%%
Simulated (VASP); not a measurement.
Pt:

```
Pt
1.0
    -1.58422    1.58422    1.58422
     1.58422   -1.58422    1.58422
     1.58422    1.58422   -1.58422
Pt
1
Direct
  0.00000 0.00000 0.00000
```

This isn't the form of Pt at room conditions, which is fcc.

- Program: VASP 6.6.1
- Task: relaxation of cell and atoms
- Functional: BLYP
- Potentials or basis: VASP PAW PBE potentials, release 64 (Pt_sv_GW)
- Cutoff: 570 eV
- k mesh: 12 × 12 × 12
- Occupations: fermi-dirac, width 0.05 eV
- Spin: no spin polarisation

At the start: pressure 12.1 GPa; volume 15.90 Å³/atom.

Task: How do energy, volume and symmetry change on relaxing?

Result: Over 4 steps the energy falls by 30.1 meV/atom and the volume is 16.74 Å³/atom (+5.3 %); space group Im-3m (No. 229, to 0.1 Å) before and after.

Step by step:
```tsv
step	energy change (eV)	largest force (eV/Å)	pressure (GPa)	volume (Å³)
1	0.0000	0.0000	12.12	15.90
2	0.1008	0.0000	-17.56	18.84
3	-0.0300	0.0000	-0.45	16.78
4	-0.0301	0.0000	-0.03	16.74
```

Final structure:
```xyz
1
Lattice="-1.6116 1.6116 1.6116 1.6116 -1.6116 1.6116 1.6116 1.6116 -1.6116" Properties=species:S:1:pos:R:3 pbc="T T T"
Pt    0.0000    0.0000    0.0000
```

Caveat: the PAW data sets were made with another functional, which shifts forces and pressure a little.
%%

Exercise: Write down exactly the span of lines above from the one containing "- Program: VASP 6.6.1" to the one containing "At the start: pressure", both ends included.

Answer section:
- Program: VASP 6.6.1
- Task: relaxation of cell and atoms
- Functional: BLYP
- Potentials or basis: VASP PAW PBE potentials, release 64 (Pt_sv_GW)
- Cutoff: 570 eV
- k mesh: 12 × 12 × 12
- Occupations: fermi-dirac, width 0.05 eV
- Spin: no spin polarisation

At the start: pressure 12.1 GPa; volume 15.90 Å³/atom.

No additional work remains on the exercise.